[Opening MATERIAL SHOWN section]

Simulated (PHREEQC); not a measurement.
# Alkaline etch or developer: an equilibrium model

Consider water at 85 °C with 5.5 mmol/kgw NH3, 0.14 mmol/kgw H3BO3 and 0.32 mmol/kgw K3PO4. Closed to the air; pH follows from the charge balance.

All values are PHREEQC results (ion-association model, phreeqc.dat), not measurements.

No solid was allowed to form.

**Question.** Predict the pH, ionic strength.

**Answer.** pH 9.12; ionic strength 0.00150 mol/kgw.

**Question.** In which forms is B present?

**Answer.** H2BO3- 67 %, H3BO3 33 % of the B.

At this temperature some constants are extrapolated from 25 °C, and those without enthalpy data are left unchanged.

[Closing MATERIAL SHOWN section]

# REQUIREMENT:
Transcribe the material above. Change nothing in it.

# WORKED SOLUTION:
Simulated (PHREEQC); not a measurement.
# Alkaline etch or developer: an equilibrium model

Consider water at 85 °C with 5.5 mmol/kgw NH3, 0.14 mmol/kgw H3BO3 and 0.32 mmol/kgw K3PO4. Closed to the air; pH follows from the charge balance.

All values are PHREEQC results (ion-association model, phreeqc.dat), not measurements.

No solid was allowed to form.

**Question.** Predict the pH, ionic strength.

**Answer.** pH 9.12; ionic strength 0.00150 mol/kgw.

**Question.** In which forms is B present?

**Answer.** H2BO3- 67 %, H3BO3 33 % of the B.

At this temperature some constants are extrapolated from 25 °C, and those without enthalpy data are left unchanged.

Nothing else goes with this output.